◆ Exercise ◆
Only the lines from the start of the entries up to and including the line with "0.000000 | 0.773000 |" should be written out, exactly as they stand.

** Listed records follows **

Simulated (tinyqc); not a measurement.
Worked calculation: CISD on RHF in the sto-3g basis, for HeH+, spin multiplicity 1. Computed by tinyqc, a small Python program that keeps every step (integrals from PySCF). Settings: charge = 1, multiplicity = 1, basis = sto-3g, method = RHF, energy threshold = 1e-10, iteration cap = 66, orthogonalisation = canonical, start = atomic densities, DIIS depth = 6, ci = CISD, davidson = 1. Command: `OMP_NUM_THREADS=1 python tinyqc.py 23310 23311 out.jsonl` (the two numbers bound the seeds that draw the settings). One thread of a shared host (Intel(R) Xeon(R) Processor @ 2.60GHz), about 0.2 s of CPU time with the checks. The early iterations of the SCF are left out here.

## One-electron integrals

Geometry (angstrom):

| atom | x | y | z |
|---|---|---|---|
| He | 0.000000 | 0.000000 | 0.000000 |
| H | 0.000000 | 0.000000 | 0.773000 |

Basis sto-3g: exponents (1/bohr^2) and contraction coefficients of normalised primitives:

** End of Listed records **

◆ Written answer ◆
Simulated (tinyqc); not a measurement.
Worked calculation: CISD on RHF in the sto-3g basis, for HeH+, spin multiplicity 1. Computed by tinyqc, a small Python program that keeps every step (integrals from PySCF). Settings: charge = 1, multiplicity = 1, basis = sto-3g, method = RHF, energy threshold = 1e-10, iteration cap = 66, orthogonalisation = canonical, start = atomic densities, DIIS depth = 6, ci = CISD, davidson = 1. Command: `OMP_NUM_THREADS=1 python tinyqc.py 23310 23311 out.jsonl` (the two numbers bound the seeds that draw the settings). One thread of a shared host (Intel(R) Xeon(R) Processor @ 2.60GHz), about 0.2 s of CPU time with the checks. The early iterations of the SCF are left out here.

## One-electron integrals

Geometry (angstrom):

| atom | x | y | z |
|---|---|---|---|
| He | 0.000000 | 0.000000 | 0.000000 |
| H | 0.000000 | 0.000000 | 0.773000 |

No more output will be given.